**EXTRACTED RECORDS**
▽
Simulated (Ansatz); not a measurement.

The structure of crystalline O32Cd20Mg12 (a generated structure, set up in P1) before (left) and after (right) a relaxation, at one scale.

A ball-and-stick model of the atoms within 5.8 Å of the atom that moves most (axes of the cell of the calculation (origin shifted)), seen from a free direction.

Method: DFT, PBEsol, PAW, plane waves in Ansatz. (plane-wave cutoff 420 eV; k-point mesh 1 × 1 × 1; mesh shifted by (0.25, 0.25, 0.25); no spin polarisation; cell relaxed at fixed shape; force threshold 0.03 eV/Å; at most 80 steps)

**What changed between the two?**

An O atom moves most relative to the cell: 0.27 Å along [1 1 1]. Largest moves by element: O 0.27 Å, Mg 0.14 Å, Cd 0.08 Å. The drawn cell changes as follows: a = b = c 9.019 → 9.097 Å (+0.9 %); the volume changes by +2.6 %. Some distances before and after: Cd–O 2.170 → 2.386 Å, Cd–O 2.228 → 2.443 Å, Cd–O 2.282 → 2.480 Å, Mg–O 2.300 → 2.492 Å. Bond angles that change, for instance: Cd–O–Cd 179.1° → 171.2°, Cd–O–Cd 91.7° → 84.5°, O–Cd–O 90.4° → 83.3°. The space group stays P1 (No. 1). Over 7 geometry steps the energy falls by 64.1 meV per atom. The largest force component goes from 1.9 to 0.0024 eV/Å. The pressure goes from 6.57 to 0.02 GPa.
△

**ASSIGNMENT**
Transcribe only, please, the lines from the first line of the records through the line with "between the two?**". Both of those lines are included.

**EXERCISE SOLUTION**
Simulated (Ansatz); not a measurement.

The structure of crystalline O32Cd20Mg12 (a generated structure, set up in P1) before (left) and after (right) a relaxation, at one scale.

A ball-and-stick model of the atoms within 5.8 Å of the atom that moves most (axes of the cell of the calculation (origin shifted)), seen from a free direction.

Method: DFT, PBEsol, PAW, plane waves in Ansatz. (plane-wave cutoff 420 eV; k-point mesh 1 × 1 × 1; mesh shifted by (0.25, 0.25, 0.25); no spin polarisation; cell relaxed at fixed shape; force threshold 0.03 eV/Å; at most 80 steps)

**What changed between the two?**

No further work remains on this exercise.